> _Required action_
Retype the listing without any alteration.

++++++++++++++++++++
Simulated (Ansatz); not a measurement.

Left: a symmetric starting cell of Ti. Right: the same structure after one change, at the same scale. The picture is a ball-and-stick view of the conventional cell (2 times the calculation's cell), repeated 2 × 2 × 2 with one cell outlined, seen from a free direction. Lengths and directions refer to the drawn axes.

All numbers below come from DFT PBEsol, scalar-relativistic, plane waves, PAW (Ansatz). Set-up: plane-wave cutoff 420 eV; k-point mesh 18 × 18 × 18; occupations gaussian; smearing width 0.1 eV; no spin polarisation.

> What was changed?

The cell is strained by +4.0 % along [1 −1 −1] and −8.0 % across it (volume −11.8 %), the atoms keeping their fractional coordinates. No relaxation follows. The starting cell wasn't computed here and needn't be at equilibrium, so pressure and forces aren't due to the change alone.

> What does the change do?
++++++++++++++++++++

> _Reply_
Simulated (Ansatz); not a measurement.

Left: a symmetric starting cell of Ti. Right: the same structure after one change, at the same scale. The picture is a ball-and-stick view of the conventional cell (2 times the calculation's cell), repeated 2 × 2 × 2 with one cell outlined, seen from a free direction. Lengths and directions refer to the drawn axes.

All numbers below come from DFT PBEsol, scalar-relativistic, plane waves, PAW (Ansatz). Set-up: plane-wave cutoff 420 eV; k-point mesh 18 × 18 × 18; occupations gaussian; smearing width 0.1 eV; no spin polarisation.

> What was changed?

The cell is strained by +4.0 % along [1 −1 −1] and −8.0 % across it (volume −11.8 %), the atoms keeping their fractional coordinates. No relaxation follows. The starting cell wasn't computed here and needn't be at equilibrium, so pressure and forces aren't due to the change alone.

> What does the change do?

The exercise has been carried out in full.